********

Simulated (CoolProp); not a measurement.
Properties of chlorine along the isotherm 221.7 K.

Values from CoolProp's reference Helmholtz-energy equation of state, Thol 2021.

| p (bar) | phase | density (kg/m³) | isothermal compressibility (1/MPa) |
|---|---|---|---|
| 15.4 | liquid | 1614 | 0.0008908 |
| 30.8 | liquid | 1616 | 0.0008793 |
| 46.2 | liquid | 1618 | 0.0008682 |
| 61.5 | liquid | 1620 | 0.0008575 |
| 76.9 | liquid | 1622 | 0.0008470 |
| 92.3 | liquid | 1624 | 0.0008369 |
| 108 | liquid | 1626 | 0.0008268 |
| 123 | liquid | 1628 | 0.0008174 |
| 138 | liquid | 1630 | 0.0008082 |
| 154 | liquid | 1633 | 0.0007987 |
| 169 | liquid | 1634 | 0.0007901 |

********

Work instruction
Give back the records above, character for character.

Exercise solution
Simulated (CoolProp); not a measurement.
Properties of chlorine along the isotherm 221.7 K.

Values from CoolProp's reference Helmholtz-energy equation of state, Thol 2021.

| p (bar) | phase | density (kg/m³) | isothermal compressibility (1/MPa) |
|---|---|---|---|
| 15.4 | liquid | 1614 | 0.0008908 |
| 30.8 | liquid | 1616 | 0.0008793 |
| 46.2 | liquid | 1618 | 0.0008682 |
| 61.5 | liquid | 1620 | 0.0008575 |
| 76.9 | liquid | 1622 | 0.0008470 |
| 92.3 | liquid | 1624 | 0.0008369 |
| 108 | liquid | 1626 | 0.0008268 |
| 123 | liquid | 1628 | 0.0008174 |
| 138 | liquid | 1630 | 0.0008082 |
| 154 | liquid | 1633 | 0.0007987 |
| 169 | liquid | 1634 | 0.0007901 |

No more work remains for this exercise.